*Brief*: Repeat exactly the lines from the start of the material below up to and including the "### 1 The cell of the first run" line.

[Exercise data Boundary: Start]
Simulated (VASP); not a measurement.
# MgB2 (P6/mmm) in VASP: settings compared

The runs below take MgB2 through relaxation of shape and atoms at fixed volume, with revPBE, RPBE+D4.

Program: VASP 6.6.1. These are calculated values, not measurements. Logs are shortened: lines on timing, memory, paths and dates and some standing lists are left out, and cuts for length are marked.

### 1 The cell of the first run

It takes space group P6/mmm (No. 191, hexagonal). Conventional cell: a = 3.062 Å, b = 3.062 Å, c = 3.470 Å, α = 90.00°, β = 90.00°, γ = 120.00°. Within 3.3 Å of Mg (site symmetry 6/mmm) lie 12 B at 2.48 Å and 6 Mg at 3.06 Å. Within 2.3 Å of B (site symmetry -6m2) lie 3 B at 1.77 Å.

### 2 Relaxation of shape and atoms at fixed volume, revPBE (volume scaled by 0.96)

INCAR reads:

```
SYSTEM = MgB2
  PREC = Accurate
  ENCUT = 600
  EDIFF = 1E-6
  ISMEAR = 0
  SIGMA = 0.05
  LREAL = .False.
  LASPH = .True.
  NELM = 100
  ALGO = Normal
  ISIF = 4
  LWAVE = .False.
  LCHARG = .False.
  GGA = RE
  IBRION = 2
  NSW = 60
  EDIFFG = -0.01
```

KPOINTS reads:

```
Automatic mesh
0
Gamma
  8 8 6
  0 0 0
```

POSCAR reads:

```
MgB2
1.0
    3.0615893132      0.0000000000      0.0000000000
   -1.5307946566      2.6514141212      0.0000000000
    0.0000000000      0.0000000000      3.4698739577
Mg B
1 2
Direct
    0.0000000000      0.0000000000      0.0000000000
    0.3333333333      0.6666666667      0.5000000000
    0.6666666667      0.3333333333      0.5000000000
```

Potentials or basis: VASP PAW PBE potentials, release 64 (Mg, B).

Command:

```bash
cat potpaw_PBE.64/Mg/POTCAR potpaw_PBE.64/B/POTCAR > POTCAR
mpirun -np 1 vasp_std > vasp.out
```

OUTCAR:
[Exercise data Boundary: End]

*Task solution*:
Simulated (VASP); not a measurement.
# MgB2 (P6/mmm) in VASP: settings compared

The runs below take MgB2 through relaxation of shape and atoms at fixed volume, with revPBE, RPBE+D4.

Program: VASP 6.6.1. These are calculated values, not measurements. Logs are shortened: lines on timing, memory, paths and dates and some standing lists are left out, and cuts for length are marked.

### 1 The cell of the first run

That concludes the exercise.